Extracted data:
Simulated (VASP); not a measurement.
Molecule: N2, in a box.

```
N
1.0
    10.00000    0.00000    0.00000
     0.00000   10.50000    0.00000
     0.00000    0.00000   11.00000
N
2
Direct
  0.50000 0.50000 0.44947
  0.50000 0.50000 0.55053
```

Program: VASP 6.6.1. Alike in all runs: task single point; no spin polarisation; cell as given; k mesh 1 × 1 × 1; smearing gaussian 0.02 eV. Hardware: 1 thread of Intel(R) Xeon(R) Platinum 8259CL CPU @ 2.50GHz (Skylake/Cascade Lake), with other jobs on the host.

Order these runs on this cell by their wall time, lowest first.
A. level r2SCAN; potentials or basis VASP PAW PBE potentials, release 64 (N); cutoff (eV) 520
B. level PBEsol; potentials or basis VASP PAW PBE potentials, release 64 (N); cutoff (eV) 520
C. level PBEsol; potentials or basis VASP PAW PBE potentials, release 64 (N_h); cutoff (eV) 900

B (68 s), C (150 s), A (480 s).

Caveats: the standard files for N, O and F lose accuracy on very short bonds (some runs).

Required action:
Reproduce the lines above, beginning at the line with "B. level PBEsol;" and stopping after the line with "B (68 s), C (150 s), A (480 s).", exactly as they are.

Expected answer:
B. level PBEsol; potentials or basis VASP PAW PBE potentials, release 64 (N); cutoff (eV) 520
C. level PBEsol; potentials or basis VASP PAW PBE potentials, release 64 (N_h); cutoff (eV) 900

B (68 s), C (150 s), A (480 s).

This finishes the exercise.